==================================================

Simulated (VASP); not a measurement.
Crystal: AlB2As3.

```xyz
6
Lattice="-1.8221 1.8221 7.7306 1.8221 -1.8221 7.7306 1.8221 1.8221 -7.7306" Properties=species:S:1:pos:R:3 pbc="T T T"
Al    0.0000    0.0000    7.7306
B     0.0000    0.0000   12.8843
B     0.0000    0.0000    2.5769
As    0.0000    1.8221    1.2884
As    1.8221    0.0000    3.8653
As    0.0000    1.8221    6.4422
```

==================================================

**Assigned task**
Give the complete material back, word for word.

**Task answer**
Simulated (VASP); not a measurement.
Crystal: AlB2As3.

```xyz
6
Lattice="-1.8221 1.8221 7.7306 1.8221 -1.8221 7.7306 1.8221 1.8221 -7.7306" Properties=species:S:1:pos:R:3 pbc="T T T"
Al    0.0000    0.0000    7.7306
B     0.0000    0.0000   12.8843
B     0.0000    0.0000    2.5769
As    0.0000    1.8221    1.2884
As    1.8221    0.0000    3.8653
As    0.0000    1.8221    6.4422
```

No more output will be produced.